▶ [WORK TASK]: Each line from the opening of the listing below through the line that contains "These files were" is to be output exactly as written.

▶ [PROVIDED DATA]:
>>>
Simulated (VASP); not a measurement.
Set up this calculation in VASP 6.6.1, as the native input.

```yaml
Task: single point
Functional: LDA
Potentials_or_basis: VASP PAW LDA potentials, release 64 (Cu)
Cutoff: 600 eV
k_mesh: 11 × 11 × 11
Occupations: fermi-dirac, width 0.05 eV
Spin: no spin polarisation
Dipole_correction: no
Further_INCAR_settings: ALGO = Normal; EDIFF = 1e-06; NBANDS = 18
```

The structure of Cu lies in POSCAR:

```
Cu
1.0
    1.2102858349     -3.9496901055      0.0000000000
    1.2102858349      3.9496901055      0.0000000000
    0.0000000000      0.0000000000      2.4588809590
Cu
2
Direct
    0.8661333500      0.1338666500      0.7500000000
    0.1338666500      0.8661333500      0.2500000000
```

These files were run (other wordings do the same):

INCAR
<<<

▶ [WRITTEN ANSWER]:
Simulated (VASP); not a measurement.
Set up this calculation in VASP 6.6.1, as the native input.

```yaml
Task: single point
Functional: LDA
Potentials_or_basis: VASP PAW LDA potentials, release 64 (Cu)
Cutoff: 600 eV
k_mesh: 11 × 11 × 11
Occupations: fermi-dirac, width 0.05 eV
Spin: no spin polarisation
Dipole_correction: no
Further_INCAR_settings: ALGO = Normal; EDIFF = 1e-06; NBANDS = 18
```

The structure of Cu lies in POSCAR:

```
Cu
1.0
    1.2102858349     -3.9496901055      0.0000000000
    1.2102858349      3.9496901055      0.0000000000
    0.0000000000      0.0000000000      2.4588809590
Cu
2
Direct
    0.8661333500      0.1338666500      0.7500000000
    0.1338666500      0.8661333500      0.2500000000
```

These files were run (other wordings do the same):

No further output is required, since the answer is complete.